Activity ▸ Write out the following listing's lines from the one with "- Functional: PBE" to the one with "Question: The run", exactly, with both included and no others.

Source material ▸

==========

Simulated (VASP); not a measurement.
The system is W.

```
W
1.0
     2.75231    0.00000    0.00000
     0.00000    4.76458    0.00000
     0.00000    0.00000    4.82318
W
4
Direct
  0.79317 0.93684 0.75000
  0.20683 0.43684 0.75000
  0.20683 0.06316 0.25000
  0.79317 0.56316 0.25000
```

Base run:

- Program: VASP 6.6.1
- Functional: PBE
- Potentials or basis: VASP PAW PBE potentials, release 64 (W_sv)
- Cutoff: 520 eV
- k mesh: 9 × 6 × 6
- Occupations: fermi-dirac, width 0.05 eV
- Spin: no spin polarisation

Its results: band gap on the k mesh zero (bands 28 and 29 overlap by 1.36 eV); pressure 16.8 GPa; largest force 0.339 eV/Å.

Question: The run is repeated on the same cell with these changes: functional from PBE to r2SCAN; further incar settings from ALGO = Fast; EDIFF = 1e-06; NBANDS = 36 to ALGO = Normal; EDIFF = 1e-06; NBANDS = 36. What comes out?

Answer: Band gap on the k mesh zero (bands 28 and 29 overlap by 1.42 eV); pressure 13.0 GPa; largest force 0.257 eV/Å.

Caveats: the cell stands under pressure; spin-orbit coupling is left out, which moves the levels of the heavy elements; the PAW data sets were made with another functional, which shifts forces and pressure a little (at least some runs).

==========

Exercise solution ▸
- Functional: PBE
- Potentials or basis: VASP PAW PBE potentials, release 64 (W_sv)
- Cutoff: 520 eV
- k mesh: 9 × 6 × 6
- Occupations: fermi-dirac, width 0.05 eV
- Spin: no spin polarisation

Its results: band gap on the k mesh zero (bands 28 and 29 overlap by 1.36 eV); pressure 16.8 GPa; largest force 0.339 eV/Å.

Question: The run is repeated on the same cell with these changes: functional from PBE to r2SCAN; further incar settings from ALGO = Fast; EDIFF = 1e-06; NBANDS = 36 to ALGO = Normal; EDIFF = 1e-06; NBANDS = 36. What comes out?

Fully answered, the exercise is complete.